* **REQUIRED ACTION**
Repeat the lines of the data that follow, please, starting at the first and stopping after the one with "## Step 1: Starting point".

* **SOURCE MATERIAL**
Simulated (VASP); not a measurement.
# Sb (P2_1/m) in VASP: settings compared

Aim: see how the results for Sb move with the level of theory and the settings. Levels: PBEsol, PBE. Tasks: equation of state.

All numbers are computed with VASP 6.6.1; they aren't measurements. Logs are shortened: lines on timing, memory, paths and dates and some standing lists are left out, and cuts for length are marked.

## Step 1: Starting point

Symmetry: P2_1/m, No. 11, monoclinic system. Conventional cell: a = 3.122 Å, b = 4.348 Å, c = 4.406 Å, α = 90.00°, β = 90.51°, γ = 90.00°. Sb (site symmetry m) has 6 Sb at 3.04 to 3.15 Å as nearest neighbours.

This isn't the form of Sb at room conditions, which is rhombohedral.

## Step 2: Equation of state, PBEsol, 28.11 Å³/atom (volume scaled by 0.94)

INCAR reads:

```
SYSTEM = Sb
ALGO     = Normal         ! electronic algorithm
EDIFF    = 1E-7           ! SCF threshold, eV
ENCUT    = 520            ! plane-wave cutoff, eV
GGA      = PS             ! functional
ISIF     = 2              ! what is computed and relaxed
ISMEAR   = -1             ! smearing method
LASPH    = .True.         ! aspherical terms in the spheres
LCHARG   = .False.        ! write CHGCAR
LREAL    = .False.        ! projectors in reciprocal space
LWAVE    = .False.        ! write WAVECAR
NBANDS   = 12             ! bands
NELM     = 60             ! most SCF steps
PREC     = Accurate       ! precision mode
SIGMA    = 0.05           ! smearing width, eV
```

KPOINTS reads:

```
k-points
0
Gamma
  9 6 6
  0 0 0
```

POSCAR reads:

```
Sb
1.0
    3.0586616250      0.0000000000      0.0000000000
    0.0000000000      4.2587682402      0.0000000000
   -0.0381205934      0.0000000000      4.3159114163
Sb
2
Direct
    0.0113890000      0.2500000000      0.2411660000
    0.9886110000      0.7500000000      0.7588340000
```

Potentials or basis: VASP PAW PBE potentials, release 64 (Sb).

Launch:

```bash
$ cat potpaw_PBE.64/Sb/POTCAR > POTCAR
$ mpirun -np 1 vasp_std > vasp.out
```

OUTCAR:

* **ANSWER SPACE**
Simulated (VASP); not a measurement.
# Sb (P2_1/m) in VASP: settings compared

Aim: see how the results for Sb move with the level of theory and the settings. Levels: PBEsol, PBE. Tasks: equation of state.

All numbers are computed with VASP 6.6.1; they aren't measurements. Logs are shortened: lines on timing, memory, paths and dates and some standing lists are left out, and cuts for length are marked.

## Step 1: Starting point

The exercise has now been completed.